What follows is a set of records, each of which is to be written out exactly.

GIVEN RECORDS section start
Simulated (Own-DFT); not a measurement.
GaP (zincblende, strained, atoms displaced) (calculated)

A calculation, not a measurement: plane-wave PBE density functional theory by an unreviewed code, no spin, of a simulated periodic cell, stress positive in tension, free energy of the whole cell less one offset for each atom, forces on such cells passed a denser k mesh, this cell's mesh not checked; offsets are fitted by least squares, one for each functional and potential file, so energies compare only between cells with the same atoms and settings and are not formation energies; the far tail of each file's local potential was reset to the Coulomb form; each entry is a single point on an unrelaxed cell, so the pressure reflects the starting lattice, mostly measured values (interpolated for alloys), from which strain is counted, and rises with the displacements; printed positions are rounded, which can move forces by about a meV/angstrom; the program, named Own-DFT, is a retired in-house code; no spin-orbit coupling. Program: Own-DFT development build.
GIVEN RECORDS section end

* TASK RESULT
Simulated (Own-DFT); not a measurement.
GaP (zincblende, strained, atoms displaced) (calculated)

A calculation, not a measurement: plane-wave PBE density functional theory by an unreviewed code, no spin, of a simulated periodic cell, stress positive in tension, free energy of the whole cell less one offset for each atom, forces on such cells passed a denser k mesh, this cell's mesh not checked; offsets are fitted by least squares, one for each functional and potential file, so energies compare only between cells with the same atoms and settings and are not formation energies; the far tail of each file's local potential was reset to the Coulomb form; each entry is a single point on an unrelaxed cell, so the pressure reflects the starting lattice, mostly measured values (interpolated for alloys), from which strain is counted, and rises with the displacements; printed positions are rounded, which can move forces by about a meV/angstrom; the program, named Own-DFT, is a retired in-house code; no spin-orbit coupling. Program: Own-DFT development build.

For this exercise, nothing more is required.